» Data extract
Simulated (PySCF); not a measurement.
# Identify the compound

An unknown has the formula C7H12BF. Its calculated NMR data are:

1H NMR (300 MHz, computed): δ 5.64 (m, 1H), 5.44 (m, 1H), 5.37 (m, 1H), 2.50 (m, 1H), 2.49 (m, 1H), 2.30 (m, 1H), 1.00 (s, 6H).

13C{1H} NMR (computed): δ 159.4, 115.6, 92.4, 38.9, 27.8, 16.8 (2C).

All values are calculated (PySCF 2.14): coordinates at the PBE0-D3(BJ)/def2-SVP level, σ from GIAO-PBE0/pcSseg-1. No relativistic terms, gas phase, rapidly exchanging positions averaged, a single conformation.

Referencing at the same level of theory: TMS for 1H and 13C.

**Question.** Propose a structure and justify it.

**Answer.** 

» Exercise
For this exercise, write all the records out again exactly.

» Exercise result
Simulated (PySCF); not a measurement.
# Identify the compound

An unknown has the formula C7H12BF. Its calculated NMR data are:

1H NMR (300 MHz, computed): δ 5.64 (m, 1H), 5.44 (m, 1H), 5.37 (m, 1H), 2.50 (m, 1H), 2.49 (m, 1H), 2.30 (m, 1H), 1.00 (s, 6H).

13C{1H} NMR (computed): δ 159.4, 115.6, 92.4, 38.9, 27.8, 16.8 (2C).

All values are calculated (PySCF 2.14): coordinates at the PBE0-D3(BJ)/def2-SVP level, σ from GIAO-PBE0/pcSseg-1. No relativistic terms, gas phase, rapidly exchanging positions averaged, a single conformation.

Referencing at the same level of theory: TMS for 1H and 13C.

**Question.** Propose a structure and justify it.

**Answer.** 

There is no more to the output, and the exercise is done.